Work request – Copy the listing below line for line, from its opening line to the one with "O (0.3079, 0.3079, 0.0000)", both included; stop there.

Input data –
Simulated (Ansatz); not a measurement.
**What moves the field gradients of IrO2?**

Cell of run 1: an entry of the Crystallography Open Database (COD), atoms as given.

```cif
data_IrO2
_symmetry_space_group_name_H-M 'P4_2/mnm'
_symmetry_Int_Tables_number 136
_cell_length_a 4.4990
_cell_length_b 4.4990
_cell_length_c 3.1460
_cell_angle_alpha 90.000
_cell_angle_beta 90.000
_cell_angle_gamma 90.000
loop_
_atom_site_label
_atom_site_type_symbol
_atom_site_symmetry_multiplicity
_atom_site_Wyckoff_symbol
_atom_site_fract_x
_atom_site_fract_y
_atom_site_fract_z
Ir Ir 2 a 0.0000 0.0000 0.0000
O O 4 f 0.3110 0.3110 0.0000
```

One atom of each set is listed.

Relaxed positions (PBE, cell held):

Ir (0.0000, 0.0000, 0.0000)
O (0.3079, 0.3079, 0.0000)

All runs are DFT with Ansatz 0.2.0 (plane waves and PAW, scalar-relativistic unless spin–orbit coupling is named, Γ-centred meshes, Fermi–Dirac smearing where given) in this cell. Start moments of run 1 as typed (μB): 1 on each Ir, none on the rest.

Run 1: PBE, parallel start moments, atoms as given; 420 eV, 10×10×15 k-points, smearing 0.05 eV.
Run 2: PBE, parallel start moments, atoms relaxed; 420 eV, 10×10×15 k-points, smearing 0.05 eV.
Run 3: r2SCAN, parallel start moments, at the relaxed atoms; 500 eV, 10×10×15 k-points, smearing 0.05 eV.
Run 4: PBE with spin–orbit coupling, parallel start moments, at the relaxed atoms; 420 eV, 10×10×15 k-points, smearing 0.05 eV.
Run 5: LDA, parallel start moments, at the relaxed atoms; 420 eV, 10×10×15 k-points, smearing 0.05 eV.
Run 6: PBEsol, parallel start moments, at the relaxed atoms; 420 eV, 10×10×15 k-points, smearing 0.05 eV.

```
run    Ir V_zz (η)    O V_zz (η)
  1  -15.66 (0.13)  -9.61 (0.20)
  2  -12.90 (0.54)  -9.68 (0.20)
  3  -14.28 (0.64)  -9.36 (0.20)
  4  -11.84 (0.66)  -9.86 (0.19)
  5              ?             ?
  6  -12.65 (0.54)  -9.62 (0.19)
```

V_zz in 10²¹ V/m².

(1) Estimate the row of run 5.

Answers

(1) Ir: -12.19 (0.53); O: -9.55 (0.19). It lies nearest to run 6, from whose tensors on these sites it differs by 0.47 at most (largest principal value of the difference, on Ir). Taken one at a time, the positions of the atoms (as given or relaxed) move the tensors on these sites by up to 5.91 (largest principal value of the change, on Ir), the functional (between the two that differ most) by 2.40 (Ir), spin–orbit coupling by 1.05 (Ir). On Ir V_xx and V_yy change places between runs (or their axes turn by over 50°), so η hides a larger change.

Your response –
Simulated (Ansatz); not a measurement.
**What moves the field gradients of IrO2?**

Cell of run 1: an entry of the Crystallography Open Database (COD), atoms as given.

```cif
data_IrO2
_symmetry_space_group_name_H-M 'P4_2/mnm'
_symmetry_Int_Tables_number 136
_cell_length_a 4.4990
_cell_length_b 4.4990
_cell_length_c 3.1460
_cell_angle_alpha 90.000
_cell_angle_beta 90.000
_cell_angle_gamma 90.000
loop_
_atom_site_label
_atom_site_type_symbol
_atom_site_symmetry_multiplicity
_atom_site_Wyckoff_symbol
_atom_site_fract_x
_atom_site_fract_y
_atom_site_fract_z
Ir Ir 2 a 0.0000 0.0000 0.0000
O O 4 f 0.3110 0.3110 0.0000
```

One atom of each set is listed.

Relaxed positions (PBE, cell held):

Ir (0.0000, 0.0000, 0.0000)
O (0.3079, 0.3079, 0.0000)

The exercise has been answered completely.